**Work item:** A verbatim copy of all entries is the expected output.

+++ Provided records +++

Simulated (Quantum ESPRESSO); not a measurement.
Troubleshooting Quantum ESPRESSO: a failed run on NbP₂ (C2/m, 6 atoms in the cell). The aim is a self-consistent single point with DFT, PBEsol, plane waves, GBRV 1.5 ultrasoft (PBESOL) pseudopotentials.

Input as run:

+++

**Exercise response:**
Simulated (Quantum ESPRESSO); not a measurement.
Troubleshooting Quantum ESPRESSO: a failed run on NbP₂ (C2/m, 6 atoms in the cell). The aim is a self-consistent single point with DFT, PBEsol, plane waves, GBRV 1.5 ultrasoft (PBESOL) pseudopotentials.

Input as run:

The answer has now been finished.